● Work request
Give every line of the material again, exactly as written.

□ □ □ □ □ □ □

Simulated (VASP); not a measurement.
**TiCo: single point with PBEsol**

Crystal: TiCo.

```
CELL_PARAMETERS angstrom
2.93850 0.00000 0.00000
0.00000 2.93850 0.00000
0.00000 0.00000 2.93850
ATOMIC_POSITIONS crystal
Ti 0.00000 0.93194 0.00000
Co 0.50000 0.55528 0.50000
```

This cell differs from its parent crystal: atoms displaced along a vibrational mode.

□ □ □ □ □ □ □

● Answer box
Simulated (VASP); not a measurement.
**TiCo: single point with PBEsol**

Crystal: TiCo.

```
CELL_PARAMETERS angstrom
2.93850 0.00000 0.00000
0.00000 2.93850 0.00000
0.00000 0.00000 2.93850
ATOMIC_POSITIONS crystal
Ti 0.00000 0.93194 0.00000
Co 0.50000 0.55528 0.50000
```

This cell differs from its parent crystal: atoms displaced along a vibrational mode.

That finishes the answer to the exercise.